Dataset entries:
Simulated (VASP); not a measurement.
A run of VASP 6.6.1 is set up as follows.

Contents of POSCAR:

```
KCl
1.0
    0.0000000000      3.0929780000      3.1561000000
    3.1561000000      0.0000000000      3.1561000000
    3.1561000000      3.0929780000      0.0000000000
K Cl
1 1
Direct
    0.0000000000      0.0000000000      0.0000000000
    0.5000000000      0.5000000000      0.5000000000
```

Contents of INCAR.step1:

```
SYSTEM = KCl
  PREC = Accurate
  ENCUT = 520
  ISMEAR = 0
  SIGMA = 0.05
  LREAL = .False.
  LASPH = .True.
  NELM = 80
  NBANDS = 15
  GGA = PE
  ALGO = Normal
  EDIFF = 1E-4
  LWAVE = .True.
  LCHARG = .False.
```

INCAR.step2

Work request: The records above, in their entirety, need to be set down again exactly.

Problem solution:
Simulated (VASP); not a measurement.
A run of VASP 6.6.1 is set up as follows.

Contents of POSCAR:

```
KCl
1.0
    0.0000000000      3.0929780000      3.1561000000
    3.1561000000      0.0000000000      3.1561000000
    3.1561000000      3.0929780000      0.0000000000
K Cl
1 1
Direct
    0.0000000000      0.0000000000      0.0000000000
    0.5000000000      0.5000000000      0.5000000000
```

Contents of INCAR.step1:

```
SYSTEM = KCl
  PREC = Accurate
  ENCUT = 520
  ISMEAR = 0
  SIGMA = 0.05
  LREAL = .False.
  LASPH = .True.
  NELM = 80
  NBANDS = 15
  GGA = PE
  ALGO = Normal
  EDIFF = 1E-4
  LWAVE = .True.
  LCHARG = .False.
```

INCAR.step2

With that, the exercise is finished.